= ASSIGNED TASK =
Each line from the start of the entries through the line that contains "there an azeotrope?" should be output exactly, please.

= DATASET EXTRACT =
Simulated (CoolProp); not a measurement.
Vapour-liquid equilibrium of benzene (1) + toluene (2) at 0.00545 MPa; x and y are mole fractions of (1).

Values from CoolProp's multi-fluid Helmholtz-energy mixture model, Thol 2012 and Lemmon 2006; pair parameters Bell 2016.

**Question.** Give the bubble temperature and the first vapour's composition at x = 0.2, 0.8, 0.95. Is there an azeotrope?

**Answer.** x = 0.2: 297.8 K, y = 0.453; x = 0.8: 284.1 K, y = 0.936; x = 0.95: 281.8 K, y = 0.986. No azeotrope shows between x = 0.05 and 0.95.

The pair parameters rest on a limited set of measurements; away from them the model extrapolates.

= EXERCISE OUTPUT =
Simulated (CoolProp); not a measurement.
Vapour-liquid equilibrium of benzene (1) + toluene (2) at 0.00545 MPa; x and y are mole fractions of (1).

Values from CoolProp's multi-fluid Helmholtz-energy mixture model, Thol 2012 and Lemmon 2006; pair parameters Bell 2016.

**Question.** Give the bubble temperature and the first vapour's composition at x = 0.2, 0.8, 0.95. Is there an azeotrope?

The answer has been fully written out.